Supplied data:
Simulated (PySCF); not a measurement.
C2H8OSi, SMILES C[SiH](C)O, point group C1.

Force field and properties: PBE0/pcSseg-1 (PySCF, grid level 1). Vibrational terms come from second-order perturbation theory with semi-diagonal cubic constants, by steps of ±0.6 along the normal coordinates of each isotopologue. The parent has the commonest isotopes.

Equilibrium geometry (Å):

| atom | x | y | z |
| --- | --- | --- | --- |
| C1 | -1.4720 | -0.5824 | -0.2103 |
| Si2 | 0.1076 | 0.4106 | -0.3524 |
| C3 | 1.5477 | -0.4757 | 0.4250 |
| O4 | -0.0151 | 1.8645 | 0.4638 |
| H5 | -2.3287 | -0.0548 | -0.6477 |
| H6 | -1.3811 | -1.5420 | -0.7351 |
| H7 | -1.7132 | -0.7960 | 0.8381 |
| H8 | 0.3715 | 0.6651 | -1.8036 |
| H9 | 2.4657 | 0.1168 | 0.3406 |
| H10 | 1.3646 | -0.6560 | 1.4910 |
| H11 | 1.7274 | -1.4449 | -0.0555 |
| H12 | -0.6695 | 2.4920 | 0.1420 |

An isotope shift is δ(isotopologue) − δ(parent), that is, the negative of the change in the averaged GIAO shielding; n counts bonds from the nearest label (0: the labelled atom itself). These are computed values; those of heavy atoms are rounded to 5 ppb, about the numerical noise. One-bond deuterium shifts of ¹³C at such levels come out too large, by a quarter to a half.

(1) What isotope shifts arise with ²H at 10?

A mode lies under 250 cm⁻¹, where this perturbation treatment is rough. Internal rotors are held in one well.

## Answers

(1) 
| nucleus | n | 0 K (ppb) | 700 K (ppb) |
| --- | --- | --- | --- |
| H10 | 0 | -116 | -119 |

Brief: Please copy, word for word, every line from the first line of the records through the line containing "2.4920 | 0.1420 |", with both of those lines included and nothing else.

Exercise output:
Simulated (PySCF); not a measurement.
C2H8OSi, SMILES C[SiH](C)O, point group C1.

Force field and properties: PBE0/pcSseg-1 (PySCF, grid level 1). Vibrational terms come from second-order perturbation theory with semi-diagonal cubic constants, by steps of ±0.6 along the normal coordinates of each isotopologue. The parent has the commonest isotopes.

Equilibrium geometry (Å):

| atom | x | y | z |
| --- | --- | --- | --- |
| C1 | -1.4720 | -0.5824 | -0.2103 |
| Si2 | 0.1076 | 0.4106 | -0.3524 |
| C3 | 1.5477 | -0.4757 | 0.4250 |
| O4 | -0.0151 | 1.8645 | 0.4638 |
| H5 | -2.3287 | -0.0548 | -0.6477 |
| H6 | -1.3811 | -1.5420 | -0.7351 |
| H7 | -1.7132 | -0.7960 | 0.8381 |
| H8 | 0.3715 | 0.6651 | -1.8036 |
| H9 | 2.4657 | 0.1168 | 0.3406 |
| H10 | 1.3646 | -0.6560 | 1.4910 |
| H11 | 1.7274 | -1.4449 | -0.0555 |
| H12 | -0.6695 | 2.4920 | 0.1420 |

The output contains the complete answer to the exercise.